──────── Records shown ────────

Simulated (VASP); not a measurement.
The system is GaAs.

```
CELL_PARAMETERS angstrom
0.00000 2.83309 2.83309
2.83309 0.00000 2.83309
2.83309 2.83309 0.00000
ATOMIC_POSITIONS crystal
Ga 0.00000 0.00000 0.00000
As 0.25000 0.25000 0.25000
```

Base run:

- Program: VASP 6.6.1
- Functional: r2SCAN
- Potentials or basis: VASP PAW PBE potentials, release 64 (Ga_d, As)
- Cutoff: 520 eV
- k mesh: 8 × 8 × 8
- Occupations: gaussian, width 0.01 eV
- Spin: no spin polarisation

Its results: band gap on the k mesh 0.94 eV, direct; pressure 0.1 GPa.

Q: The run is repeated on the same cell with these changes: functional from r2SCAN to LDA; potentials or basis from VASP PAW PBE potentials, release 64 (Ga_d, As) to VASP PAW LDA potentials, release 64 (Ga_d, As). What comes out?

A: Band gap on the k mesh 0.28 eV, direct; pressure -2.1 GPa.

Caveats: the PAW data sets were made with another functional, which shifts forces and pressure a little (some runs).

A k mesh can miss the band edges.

────────

Work order: Starting at the first line of the material above, reproduce each line exactly up to and including the line with "Caveats: the PAW".

Problem solution:
Simulated (VASP); not a measurement.
The system is GaAs.

```
CELL_PARAMETERS angstrom
0.00000 2.83309 2.83309
2.83309 0.00000 2.83309
2.83309 2.83309 0.00000
ATOMIC_POSITIONS crystal
Ga 0.00000 0.00000 0.00000
As 0.25000 0.25000 0.25000
```

Base run:

- Program: VASP 6.6.1
- Functional: r2SCAN
- Potentials or basis: VASP PAW PBE potentials, release 64 (Ga_d, As)
- Cutoff: 520 eV
- k mesh: 8 × 8 × 8
- Occupations: gaussian, width 0.01 eV
- Spin: no spin polarisation

Its results: band gap on the k mesh 0.94 eV, direct; pressure 0.1 GPa.

Q: The run is repeated on the same cell with these changes: functional from r2SCAN to LDA; potentials or basis from VASP PAW PBE potentials, release 64 (Ga_d, As) to VASP PAW LDA potentials, release 64 (Ga_d, As). What comes out?

A: Band gap on the k mesh 0.28 eV, direct; pressure -2.1 GPa.

Caveats: the PAW data sets were made with another functional, which shifts forces and pressure a little (some runs).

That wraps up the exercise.